(Records provided):
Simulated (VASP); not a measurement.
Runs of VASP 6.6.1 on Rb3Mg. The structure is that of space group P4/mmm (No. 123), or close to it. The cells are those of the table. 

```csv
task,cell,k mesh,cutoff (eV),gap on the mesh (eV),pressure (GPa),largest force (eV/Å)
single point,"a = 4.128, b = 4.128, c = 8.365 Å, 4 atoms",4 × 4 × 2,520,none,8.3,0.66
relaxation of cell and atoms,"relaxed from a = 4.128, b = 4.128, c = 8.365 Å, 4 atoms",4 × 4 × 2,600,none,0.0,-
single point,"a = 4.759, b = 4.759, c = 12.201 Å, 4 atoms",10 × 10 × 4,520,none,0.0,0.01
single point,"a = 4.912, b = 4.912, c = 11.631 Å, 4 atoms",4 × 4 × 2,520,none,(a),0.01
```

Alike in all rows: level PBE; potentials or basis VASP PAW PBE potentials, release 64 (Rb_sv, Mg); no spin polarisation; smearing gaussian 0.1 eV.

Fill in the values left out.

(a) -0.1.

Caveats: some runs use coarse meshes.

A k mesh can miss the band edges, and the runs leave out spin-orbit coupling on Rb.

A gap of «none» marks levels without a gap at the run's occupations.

(Brief):
Restate the listing exactly, starting at its first line and ending at the line where "A k mesh can" occurs; include both and no other lines.

(Answer box):
Simulated (VASP); not a measurement.
Runs of VASP 6.6.1 on Rb3Mg. The structure is that of space group P4/mmm (No. 123), or close to it. The cells are those of the table. 

```csv
task,cell,k mesh,cutoff (eV),gap on the mesh (eV),pressure (GPa),largest force (eV/Å)
single point,"a = 4.128, b = 4.128, c = 8.365 Å, 4 atoms",4 × 4 × 2,520,none,8.3,0.66
relaxation of cell and atoms,"relaxed from a = 4.128, b = 4.128, c = 8.365 Å, 4 atoms",4 × 4 × 2,600,none,0.0,-
single point,"a = 4.759, b = 4.759, c = 12.201 Å, 4 atoms",10 × 10 × 4,520,none,0.0,0.01
single point,"a = 4.912, b = 4.912, c = 11.631 Å, 4 atoms",4 × 4 × 2,520,none,(a),0.01
```

Alike in all rows: level PBE; potentials or basis VASP PAW PBE potentials, release 64 (Rb_sv, Mg); no spin polarisation; smearing gaussian 0.1 eV.

Fill in the values left out.

(a) -0.1.

Caveats: some runs use coarse meshes.

A k mesh can miss the band edges, and the runs leave out spin-orbit coupling on Rb.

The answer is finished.